* [Assigned task] Quote exactly, and only, the lines of the material below from the line with "### Give the" through the line with "Origin of the".

::::

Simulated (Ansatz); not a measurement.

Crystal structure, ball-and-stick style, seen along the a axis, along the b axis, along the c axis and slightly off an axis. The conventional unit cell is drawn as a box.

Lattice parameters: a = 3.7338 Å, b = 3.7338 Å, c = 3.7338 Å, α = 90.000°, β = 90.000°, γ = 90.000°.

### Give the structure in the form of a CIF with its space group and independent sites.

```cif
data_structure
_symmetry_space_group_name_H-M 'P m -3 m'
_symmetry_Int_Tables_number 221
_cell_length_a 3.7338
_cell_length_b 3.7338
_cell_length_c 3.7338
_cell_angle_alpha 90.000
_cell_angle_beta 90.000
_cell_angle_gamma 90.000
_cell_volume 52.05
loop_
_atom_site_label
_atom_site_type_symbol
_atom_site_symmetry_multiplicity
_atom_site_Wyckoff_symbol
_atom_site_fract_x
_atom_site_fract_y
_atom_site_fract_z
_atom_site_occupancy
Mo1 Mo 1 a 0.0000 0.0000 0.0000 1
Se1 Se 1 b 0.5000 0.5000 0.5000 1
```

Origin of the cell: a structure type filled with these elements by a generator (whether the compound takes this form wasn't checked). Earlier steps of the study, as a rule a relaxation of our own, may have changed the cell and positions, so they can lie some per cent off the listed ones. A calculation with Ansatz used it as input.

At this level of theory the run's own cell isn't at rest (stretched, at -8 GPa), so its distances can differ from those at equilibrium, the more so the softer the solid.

::::

* [Exercise solution]
### Give the structure in the form of a CIF with its space group and independent sites.

```cif
data_structure
_symmetry_space_group_name_H-M 'P m -3 m'
_symmetry_Int_Tables_number 221
_cell_length_a 3.7338
_cell_length_b 3.7338
_cell_length_c 3.7338
_cell_angle_alpha 90.000
_cell_angle_beta 90.000
_cell_angle_gamma 90.000
_cell_volume 52.05
loop_
_atom_site_label
_atom_site_type_symbol
_atom_site_symmetry_multiplicity
_atom_site_Wyckoff_symbol
_atom_site_fract_x
_atom_site_fract_y
_atom_site_fract_z
_atom_site_occupancy
Mo1 Mo 1 a 0.0000 0.0000 0.0000 1
Se1 Se 1 b 0.5000 0.5000 0.5000 1
```

Origin of the cell: a structure type filled with these elements by a generator (whether the compound takes this form wasn't checked). Earlier steps of the study, as a rule a relaxation of our own, may have changed the cell and positions, so they can lie some per cent off the listed ones. A calculation with Ansatz used it as input.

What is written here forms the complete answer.